SOURCE MATERIAL:
* * * *

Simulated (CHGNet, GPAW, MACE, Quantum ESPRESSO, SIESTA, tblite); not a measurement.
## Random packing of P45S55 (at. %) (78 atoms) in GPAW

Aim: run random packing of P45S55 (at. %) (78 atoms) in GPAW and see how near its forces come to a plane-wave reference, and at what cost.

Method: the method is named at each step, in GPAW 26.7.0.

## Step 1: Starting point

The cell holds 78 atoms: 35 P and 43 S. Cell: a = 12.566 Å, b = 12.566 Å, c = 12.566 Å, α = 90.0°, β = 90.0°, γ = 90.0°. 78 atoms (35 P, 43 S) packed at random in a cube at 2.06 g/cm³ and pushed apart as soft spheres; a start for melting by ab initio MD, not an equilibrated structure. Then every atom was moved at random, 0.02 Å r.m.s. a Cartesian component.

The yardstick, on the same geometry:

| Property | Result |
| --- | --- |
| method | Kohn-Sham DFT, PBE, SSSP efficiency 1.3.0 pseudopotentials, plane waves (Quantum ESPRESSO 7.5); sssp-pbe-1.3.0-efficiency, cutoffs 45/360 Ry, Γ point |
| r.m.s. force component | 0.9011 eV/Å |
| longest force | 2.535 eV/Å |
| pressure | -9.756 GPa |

* * * *

ASSIGNMENT: Your answer should be the lines of the listing above between the line holding "## Random packing" and the line holding "2.535 eV/Å |", inclusive, restated word for word and alone.

WRITTEN REPLY:
## Random packing of P45S55 (at. %) (78 atoms) in GPAW

Aim: run random packing of P45S55 (at. %) (78 atoms) in GPAW and see how near its forces come to a plane-wave reference, and at what cost.

Method: the method is named at each step, in GPAW 26.7.0.

## Step 1: Starting point

The cell holds 78 atoms: 35 P and 43 S. Cell: a = 12.566 Å, b = 12.566 Å, c = 12.566 Å, α = 90.0°, β = 90.0°, γ = 90.0°. 78 atoms (35 P, 43 S) packed at random in a cube at 2.06 g/cm³ and pushed apart as soft spheres; a start for melting by ab initio MD, not an equilibrated structure. Then every atom was moved at random, 0.02 Å r.m.s. a Cartesian component.

The yardstick, on the same geometry:

| Property | Result |
| --- | --- |
| method | Kohn-Sham DFT, PBE, SSSP efficiency 1.3.0 pseudopotentials, plane waves (Quantum ESPRESSO 7.5); sssp-pbe-1.3.0-efficiency, cutoffs 45/360 Ry, Γ point |
| r.m.s. force component | 0.9011 eV/Å |
| longest force | 2.535 eV/Å |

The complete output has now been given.